** DATA EXCERPTS **
※ ※ ※

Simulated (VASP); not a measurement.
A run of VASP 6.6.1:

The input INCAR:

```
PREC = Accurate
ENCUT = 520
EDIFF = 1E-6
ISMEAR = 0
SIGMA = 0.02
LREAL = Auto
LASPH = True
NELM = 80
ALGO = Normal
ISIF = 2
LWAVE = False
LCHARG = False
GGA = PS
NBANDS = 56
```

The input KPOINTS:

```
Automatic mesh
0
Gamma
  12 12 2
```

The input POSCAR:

※ ※ ※

** ASSIGNMENT **
Transcribe all of the material exactly as it was written.

** TASK RESULT **
Simulated (VASP); not a measurement.
A run of VASP 6.6.1:

The input INCAR:

```
PREC = Accurate
ENCUT = 520
EDIFF = 1E-6
ISMEAR = 0
SIGMA = 0.02
LREAL = Auto
LASPH = True
NELM = 80
ALGO = Normal
ISIF = 2
LWAVE = False
LCHARG = False
GGA = PS
NBANDS = 56
```

The input KPOINTS:

```
Automatic mesh
0
Gamma
  12 12 2
```

The input POSCAR:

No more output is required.